TASK ITEM:
How do the lines below between the ones holding "### Question" and "A cubic in V^(−2/3), the", inclusive, read? Give them again exactly, with no other lines.

SOURCE DATA:
===

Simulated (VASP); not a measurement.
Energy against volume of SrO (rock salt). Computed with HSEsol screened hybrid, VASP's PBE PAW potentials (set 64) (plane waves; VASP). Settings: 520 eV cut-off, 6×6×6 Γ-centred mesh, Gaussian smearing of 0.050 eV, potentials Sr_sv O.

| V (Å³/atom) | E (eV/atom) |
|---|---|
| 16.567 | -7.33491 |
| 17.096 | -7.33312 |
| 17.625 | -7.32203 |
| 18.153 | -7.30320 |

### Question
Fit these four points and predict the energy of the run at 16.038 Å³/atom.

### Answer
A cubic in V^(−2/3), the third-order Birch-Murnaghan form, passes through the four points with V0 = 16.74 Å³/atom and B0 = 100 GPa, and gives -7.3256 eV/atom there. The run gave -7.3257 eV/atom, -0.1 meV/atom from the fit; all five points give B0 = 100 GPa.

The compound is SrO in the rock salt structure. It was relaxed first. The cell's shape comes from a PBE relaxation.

===

REPLY:
### Question
Fit these four points and predict the energy of the run at 16.038 Å³/atom.

### Answer
A cubic in V^(−2/3), the third-order Birch-Murnaghan form, passes through the four points with V0 = 16.74 Å³/atom and B0 = 100 GPa, and gives -7.3256 eV/atom there. The run gave -7.3257 eV/atom, -0.1 meV/atom from the fit; all five points give B0 = 100 GPa.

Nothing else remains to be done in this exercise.